ENTRIES SHOWN.
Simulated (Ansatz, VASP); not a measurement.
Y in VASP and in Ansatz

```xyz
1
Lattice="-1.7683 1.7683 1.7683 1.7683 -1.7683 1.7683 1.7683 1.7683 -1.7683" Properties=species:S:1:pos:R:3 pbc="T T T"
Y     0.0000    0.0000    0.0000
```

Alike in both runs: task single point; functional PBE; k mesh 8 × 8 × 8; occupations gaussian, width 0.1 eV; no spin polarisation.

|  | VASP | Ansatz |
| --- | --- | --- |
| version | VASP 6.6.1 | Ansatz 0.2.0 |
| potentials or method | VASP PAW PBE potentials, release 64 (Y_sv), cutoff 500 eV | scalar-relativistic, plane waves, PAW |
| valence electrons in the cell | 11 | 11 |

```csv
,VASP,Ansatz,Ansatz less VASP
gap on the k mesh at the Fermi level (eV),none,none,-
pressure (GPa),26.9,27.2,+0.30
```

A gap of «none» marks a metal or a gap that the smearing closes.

EXERCISE. Begin with the first line of the data above and, please, print each line exactly until you have printed the line containing "waves, PAW |"; print nothing else.

TASK OUTPUT.
Simulated (Ansatz, VASP); not a measurement.
Y in VASP and in Ansatz

```xyz
1
Lattice="-1.7683 1.7683 1.7683 1.7683 -1.7683 1.7683 1.7683 1.7683 -1.7683" Properties=species:S:1:pos:R:3 pbc="T T T"
Y     0.0000    0.0000    0.0000
```

Alike in both runs: task single point; functional PBE; k mesh 8 × 8 × 8; occupations gaussian, width 0.1 eV; no spin polarisation.

|  | VASP | Ansatz |
| --- | --- | --- |
| version | VASP 6.6.1 | Ansatz 0.2.0 |
| potentials or method | VASP PAW PBE potentials, release 64 (Y_sv), cutoff 500 eV | scalar-relativistic, plane waves, PAW |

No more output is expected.